___ Information supplied
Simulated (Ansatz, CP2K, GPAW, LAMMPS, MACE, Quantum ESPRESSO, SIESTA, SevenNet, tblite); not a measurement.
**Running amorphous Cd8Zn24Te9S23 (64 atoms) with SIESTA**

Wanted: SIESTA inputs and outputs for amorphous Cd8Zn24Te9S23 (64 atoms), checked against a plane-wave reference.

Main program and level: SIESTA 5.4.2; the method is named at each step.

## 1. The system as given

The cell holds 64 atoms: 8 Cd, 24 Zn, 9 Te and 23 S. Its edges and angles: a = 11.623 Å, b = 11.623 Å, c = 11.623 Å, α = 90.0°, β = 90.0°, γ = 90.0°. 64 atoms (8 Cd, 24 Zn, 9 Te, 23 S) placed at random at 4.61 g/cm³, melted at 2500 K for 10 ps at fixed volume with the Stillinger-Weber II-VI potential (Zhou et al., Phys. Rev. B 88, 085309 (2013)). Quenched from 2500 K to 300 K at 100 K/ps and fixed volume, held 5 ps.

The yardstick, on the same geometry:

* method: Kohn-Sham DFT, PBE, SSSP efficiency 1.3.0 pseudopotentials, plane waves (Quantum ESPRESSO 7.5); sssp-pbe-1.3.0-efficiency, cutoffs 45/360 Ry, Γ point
______

§ **Assigned task**
A verbatim output of all the data above is needed.

§ **Response**
Simulated (Ansatz, CP2K, GPAW, LAMMPS, MACE, Quantum ESPRESSO, SIESTA, SevenNet, tblite); not a measurement.
**Running amorphous Cd8Zn24Te9S23 (64 atoms) with SIESTA**

Wanted: SIESTA inputs and outputs for amorphous Cd8Zn24Te9S23 (64 atoms), checked against a plane-wave reference.

Main program and level: SIESTA 5.4.2; the method is named at each step.

## 1. The system as given

The cell holds 64 atoms: 8 Cd, 24 Zn, 9 Te and 23 S. Its edges and angles: a = 11.623 Å, b = 11.623 Å, c = 11.623 Å, α = 90.0°, β = 90.0°, γ = 90.0°. 64 atoms (8 Cd, 24 Zn, 9 Te, 23 S) placed at random at 4.61 g/cm³, melted at 2500 K for 10 ps at fixed volume with the Stillinger-Weber II-VI potential (Zhou et al., Phys. Rev. B 88, 085309 (2013)). Quenched from 2500 K to 300 K at 100 K/ps and fixed volume, held 5 ps.

The yardstick, on the same geometry:

* method: Kohn-Sham DFT, PBE, SSSP efficiency 1.3.0 pseudopotentials, plane waves (Quantum ESPRESSO 7.5); sssp-pbe-1.3.0-efficiency, cutoffs 45/360 Ry, Γ point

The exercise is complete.